Start of Information given

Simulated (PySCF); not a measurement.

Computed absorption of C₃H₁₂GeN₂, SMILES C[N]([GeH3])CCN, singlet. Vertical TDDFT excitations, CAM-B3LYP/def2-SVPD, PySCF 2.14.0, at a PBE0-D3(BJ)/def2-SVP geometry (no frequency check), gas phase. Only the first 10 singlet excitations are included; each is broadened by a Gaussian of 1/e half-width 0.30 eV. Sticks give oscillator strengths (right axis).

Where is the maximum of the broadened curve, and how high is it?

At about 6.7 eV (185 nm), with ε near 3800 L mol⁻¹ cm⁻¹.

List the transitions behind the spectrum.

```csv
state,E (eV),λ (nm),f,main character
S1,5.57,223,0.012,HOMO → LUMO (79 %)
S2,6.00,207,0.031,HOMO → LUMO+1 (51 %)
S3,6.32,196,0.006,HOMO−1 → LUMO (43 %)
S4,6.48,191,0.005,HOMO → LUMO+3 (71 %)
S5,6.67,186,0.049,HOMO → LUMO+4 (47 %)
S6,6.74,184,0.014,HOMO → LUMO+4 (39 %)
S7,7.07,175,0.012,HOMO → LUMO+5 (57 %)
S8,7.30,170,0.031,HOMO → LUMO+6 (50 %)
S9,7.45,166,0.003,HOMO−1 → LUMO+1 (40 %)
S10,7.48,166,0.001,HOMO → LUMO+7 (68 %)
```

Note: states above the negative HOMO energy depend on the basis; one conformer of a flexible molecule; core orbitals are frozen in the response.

End of Information given

Work item:
Transcribe the lines from the first line of the records through the line that contains "Computed absorption of", both included, and add nothing else.

Task answer:
Simulated (PySCF); not a measurement.

Computed absorption of C₃H₁₂GeN₂, SMILES C[N]([GeH3])CCN, singlet. Vertical TDDFT excitations, CAM-B3LYP/def2-SVPD, PySCF 2.14.0, at a PBE0-D3(BJ)/def2-SVP geometry (no frequency check), gas phase. Only the first 10 singlet excitations are included; each is broadened by a Gaussian of 1/e half-width 0.30 eV. Sticks give oscillator strengths (right axis).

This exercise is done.